### Required action
Print the lines in the listing below that fall between the line with "[2.0, 0.0] μB |" and the line with "Over 3 steps", those two lines included, exactly as they stand and with nothing else.

*** Dataset entries Section Begins ***

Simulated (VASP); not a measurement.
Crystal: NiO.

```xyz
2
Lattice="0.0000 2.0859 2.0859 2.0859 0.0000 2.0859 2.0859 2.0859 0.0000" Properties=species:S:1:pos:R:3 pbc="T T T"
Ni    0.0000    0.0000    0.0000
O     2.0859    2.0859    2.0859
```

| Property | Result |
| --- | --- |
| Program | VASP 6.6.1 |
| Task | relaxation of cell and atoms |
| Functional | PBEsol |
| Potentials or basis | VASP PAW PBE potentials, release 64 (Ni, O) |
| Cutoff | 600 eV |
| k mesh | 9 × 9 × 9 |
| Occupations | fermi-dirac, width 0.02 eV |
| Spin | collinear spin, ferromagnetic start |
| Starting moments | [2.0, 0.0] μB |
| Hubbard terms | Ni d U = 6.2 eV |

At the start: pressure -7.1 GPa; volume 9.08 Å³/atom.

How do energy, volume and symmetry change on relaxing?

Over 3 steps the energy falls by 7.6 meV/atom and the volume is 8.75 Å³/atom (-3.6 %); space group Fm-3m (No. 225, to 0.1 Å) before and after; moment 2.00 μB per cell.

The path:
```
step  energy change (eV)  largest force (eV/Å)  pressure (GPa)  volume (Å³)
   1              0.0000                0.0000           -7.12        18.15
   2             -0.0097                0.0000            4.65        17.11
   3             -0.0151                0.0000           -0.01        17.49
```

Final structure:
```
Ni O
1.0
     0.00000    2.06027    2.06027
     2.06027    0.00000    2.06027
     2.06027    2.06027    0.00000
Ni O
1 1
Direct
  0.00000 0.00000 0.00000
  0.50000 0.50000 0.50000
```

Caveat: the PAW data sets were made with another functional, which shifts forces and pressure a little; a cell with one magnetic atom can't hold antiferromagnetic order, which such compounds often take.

*** Dataset entries Section Ends ***

### Answer box
| Starting moments | [2.0, 0.0] μB |
| Hubbard terms | Ni d U = 6.2 eV |

At the start: pressure -7.1 GPa; volume 9.08 Å³/atom.

How do energy, volume and symmetry change on relaxing?

Over 3 steps the energy falls by 7.6 meV/atom and the volume is 8.75 Å³/atom (-3.6 %); space group Fm-3m (No. 225, to 0.1 Å) before and after; moment 2.00 μB per cell.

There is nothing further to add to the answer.